Work order: Each record should be given back exactly, with none missing.

Extracted data:

******************************

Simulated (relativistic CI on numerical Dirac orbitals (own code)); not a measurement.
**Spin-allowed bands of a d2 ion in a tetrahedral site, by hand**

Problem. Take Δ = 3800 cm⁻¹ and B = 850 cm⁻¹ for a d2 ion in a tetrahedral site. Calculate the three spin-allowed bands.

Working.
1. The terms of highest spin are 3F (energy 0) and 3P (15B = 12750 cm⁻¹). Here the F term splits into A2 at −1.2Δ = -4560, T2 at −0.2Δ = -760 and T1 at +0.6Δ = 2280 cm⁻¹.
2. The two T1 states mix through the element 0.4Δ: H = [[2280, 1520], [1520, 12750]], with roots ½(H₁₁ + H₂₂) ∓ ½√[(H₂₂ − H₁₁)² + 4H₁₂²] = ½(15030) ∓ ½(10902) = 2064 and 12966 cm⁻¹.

******************************

Your response:
Simulated (relativistic CI on numerical Dirac orbitals (own code)); not a measurement.
**Spin-allowed bands of a d2 ion in a tetrahedral site, by hand**

Problem. Take Δ = 3800 cm⁻¹ and B = 850 cm⁻¹ for a d2 ion in a tetrahedral site. Calculate the three spin-allowed bands.

Working.
1. The terms of highest spin are 3F (energy 0) and 3P (15B = 12750 cm⁻¹). Here the F term splits into A2 at −1.2Δ = -4560, T2 at −0.2Δ = -760 and T1 at +0.6Δ = 2280 cm⁻¹.
2. The two T1 states mix through the element 0.4Δ: H = [[2280, 1520], [1520, 12750]], with roots ½(H₁₁ + H₂₂) ∓ ½√[(H₂₂ − H₁₁)² + 4H₁₂²] = ½(15030) ∓ ½(10902) = 2064 and 12966 cm⁻¹.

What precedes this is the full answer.